INFORMATION SUPPLIED -
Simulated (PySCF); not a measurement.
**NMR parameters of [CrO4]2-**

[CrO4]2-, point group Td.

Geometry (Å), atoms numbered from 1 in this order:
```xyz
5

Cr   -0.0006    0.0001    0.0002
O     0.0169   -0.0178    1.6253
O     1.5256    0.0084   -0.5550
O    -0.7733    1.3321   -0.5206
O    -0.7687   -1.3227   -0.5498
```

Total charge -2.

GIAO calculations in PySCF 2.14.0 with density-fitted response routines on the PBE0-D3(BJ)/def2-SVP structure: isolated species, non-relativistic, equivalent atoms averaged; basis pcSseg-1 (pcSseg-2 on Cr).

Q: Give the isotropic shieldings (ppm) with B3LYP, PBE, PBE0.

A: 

REQUIREMENT -
Every record above is to be written out exactly.

SOLUTION -
Simulated (PySCF); not a measurement.
**NMR parameters of [CrO4]2-**

[CrO4]2-, point group Td.

Geometry (Å), atoms numbered from 1 in this order:
```xyz
5

Cr   -0.0006    0.0001    0.0002
O     0.0169   -0.0178    1.6253
O     1.5256    0.0084   -0.5550
O    -0.7733    1.3321   -0.5206
O    -0.7687   -1.3227   -0.5498
```

Total charge -2.

GIAO calculations in PySCF 2.14.0 with density-fitted response routines on the PBE0-D3(BJ)/def2-SVP structure: isolated species, non-relativistic, equivalent atoms averaged; basis pcSseg-1 (pcSseg-2 on Cr).

Q: Give the isotropic shieldings (ppm) with B3LYP, PBE, PBE0.

A: 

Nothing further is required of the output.